◆ **SOURCE INFORMATION**:
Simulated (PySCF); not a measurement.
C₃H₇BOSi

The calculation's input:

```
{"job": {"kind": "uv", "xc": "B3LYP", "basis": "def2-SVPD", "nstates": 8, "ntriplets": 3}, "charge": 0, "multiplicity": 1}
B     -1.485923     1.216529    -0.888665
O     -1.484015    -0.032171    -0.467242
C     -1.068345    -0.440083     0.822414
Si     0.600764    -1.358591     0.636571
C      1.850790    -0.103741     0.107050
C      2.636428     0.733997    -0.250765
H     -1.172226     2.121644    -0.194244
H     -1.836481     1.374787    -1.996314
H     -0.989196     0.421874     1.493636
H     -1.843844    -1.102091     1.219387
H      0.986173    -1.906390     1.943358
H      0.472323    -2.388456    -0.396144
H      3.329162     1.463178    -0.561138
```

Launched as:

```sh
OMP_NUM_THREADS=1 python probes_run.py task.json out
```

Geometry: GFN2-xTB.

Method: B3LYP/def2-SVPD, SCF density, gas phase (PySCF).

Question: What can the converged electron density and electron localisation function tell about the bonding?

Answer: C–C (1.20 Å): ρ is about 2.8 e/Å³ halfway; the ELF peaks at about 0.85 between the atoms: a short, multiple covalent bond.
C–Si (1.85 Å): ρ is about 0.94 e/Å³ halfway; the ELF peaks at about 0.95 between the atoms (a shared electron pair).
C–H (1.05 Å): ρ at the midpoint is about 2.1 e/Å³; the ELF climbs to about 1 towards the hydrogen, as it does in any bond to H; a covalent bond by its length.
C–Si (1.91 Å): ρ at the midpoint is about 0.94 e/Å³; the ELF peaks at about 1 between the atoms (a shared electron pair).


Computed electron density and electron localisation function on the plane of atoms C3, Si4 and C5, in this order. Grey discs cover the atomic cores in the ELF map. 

◆ **ASSIGNED TASK**: Exactly those lines that run from the start of the listing to the line containing "C–Si (1.91 Å): ρ" should be output, and no others.

◆ **RESPONSE**:
Simulated (PySCF); not a measurement.
C₃H₇BOSi

The calculation's input:

```
{"job": {"kind": "uv", "xc": "B3LYP", "basis": "def2-SVPD", "nstates": 8, "ntriplets": 3}, "charge": 0, "multiplicity": 1}
B     -1.485923     1.216529    -0.888665
O     -1.484015    -0.032171    -0.467242
C     -1.068345    -0.440083     0.822414
Si     0.600764    -1.358591     0.636571
C      1.850790    -0.103741     0.107050
C      2.636428     0.733997    -0.250765
H     -1.172226     2.121644    -0.194244
H     -1.836481     1.374787    -1.996314
H     -0.989196     0.421874     1.493636
H     -1.843844    -1.102091     1.219387
H      0.986173    -1.906390     1.943358
H      0.472323    -2.388456    -0.396144
H      3.329162     1.463178    -0.561138
```

Launched as:

```sh
OMP_NUM_THREADS=1 python probes_run.py task.json out
```

Geometry: GFN2-xTB.

Method: B3LYP/def2-SVPD, SCF density, gas phase (PySCF).

Question: What can the converged electron density and electron localisation function tell about the bonding?

Answer: C–C (1.20 Å): ρ is about 2.8 e/Å³ halfway; the ELF peaks at about 0.85 between the atoms: a short, multiple covalent bond.
C–Si (1.85 Å): ρ is about 0.94 e/Å³ halfway; the ELF peaks at about 0.95 between the atoms (a shared electron pair).
C–H (1.05 Å): ρ at the midpoint is about 2.1 e/Å³; the ELF climbs to about 1 towards the hydrogen, as it does in any bond to H; a covalent bond by its length.
C–Si (1.91 Å): ρ at the midpoint is about 0.94 e/Å³; the ELF peaks at about 1 between the atoms (a shared electron pair).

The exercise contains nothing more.